*Assignment*. The lines to be extracted run from the start of the listing through the line containing "Constants: k_B = 8.617333262e-05 eV/K."; copy them exactly and nothing else.

══════════════════════════════

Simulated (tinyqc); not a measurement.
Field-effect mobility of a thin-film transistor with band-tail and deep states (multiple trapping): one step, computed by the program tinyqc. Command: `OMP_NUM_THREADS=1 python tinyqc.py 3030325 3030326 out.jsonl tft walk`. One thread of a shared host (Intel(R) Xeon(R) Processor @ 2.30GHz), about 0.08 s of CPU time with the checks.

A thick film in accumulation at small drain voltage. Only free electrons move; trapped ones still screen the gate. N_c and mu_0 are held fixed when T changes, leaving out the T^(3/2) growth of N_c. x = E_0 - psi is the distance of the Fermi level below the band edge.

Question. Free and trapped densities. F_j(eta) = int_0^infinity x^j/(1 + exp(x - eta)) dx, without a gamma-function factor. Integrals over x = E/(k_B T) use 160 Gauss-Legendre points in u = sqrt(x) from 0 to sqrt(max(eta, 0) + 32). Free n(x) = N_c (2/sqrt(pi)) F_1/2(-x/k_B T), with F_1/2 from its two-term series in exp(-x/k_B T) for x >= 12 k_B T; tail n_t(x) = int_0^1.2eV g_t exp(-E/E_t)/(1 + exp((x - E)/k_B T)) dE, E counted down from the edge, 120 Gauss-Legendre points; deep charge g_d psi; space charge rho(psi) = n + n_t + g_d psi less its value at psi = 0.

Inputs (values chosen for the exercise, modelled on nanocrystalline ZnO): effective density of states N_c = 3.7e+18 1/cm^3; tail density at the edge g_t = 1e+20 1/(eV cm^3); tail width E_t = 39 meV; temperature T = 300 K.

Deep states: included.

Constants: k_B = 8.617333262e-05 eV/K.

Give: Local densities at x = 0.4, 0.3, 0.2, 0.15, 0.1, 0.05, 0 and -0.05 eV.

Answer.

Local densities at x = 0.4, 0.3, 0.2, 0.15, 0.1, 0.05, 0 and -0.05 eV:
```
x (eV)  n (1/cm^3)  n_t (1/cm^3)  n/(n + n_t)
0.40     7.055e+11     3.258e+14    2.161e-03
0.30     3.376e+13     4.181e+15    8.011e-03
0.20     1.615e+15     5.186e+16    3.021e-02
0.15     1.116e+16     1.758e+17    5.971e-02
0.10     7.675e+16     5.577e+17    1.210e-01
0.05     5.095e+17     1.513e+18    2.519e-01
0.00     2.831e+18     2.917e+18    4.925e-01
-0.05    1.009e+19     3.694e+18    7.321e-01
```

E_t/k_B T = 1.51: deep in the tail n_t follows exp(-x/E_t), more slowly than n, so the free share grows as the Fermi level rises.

══════════════════════════════

*Answer area*.
Simulated (tinyqc); not a measurement.
Field-effect mobility of a thin-film transistor with band-tail and deep states (multiple trapping): one step, computed by the program tinyqc. Command: `OMP_NUM_THREADS=1 python tinyqc.py 3030325 3030326 out.jsonl tft walk`. One thread of a shared host (Intel(R) Xeon(R) Processor @ 2.30GHz), about 0.08 s of CPU time with the checks.

A thick film in accumulation at small drain voltage. Only free electrons move; trapped ones still screen the gate. N_c and mu_0 are held fixed when T changes, leaving out the T^(3/2) growth of N_c. x = E_0 - psi is the distance of the Fermi level below the band edge.

Question. Free and trapped densities. F_j(eta) = int_0^infinity x^j/(1 + exp(x - eta)) dx, without a gamma-function factor. Integrals over x = E/(k_B T) use 160 Gauss-Legendre points in u = sqrt(x) from 0 to sqrt(max(eta, 0) + 32). Free n(x) = N_c (2/sqrt(pi)) F_1/2(-x/k_B T), with F_1/2 from its two-term series in exp(-x/k_B T) for x >= 12 k_B T; tail n_t(x) = int_0^1.2eV g_t exp(-E/E_t)/(1 + exp((x - E)/k_B T)) dE, E counted down from the edge, 120 Gauss-Legendre points; deep charge g_d psi; space charge rho(psi) = n + n_t + g_d psi less its value at psi = 0.

Inputs (values chosen for the exercise, modelled on nanocrystalline ZnO): effective density of states N_c = 3.7e+18 1/cm^3; tail density at the edge g_t = 1e+20 1/(eV cm^3); tail width E_t = 39 meV; temperature T = 300 K.

Deep states: included.

Constants: k_B = 8.617333262e-05 eV/K.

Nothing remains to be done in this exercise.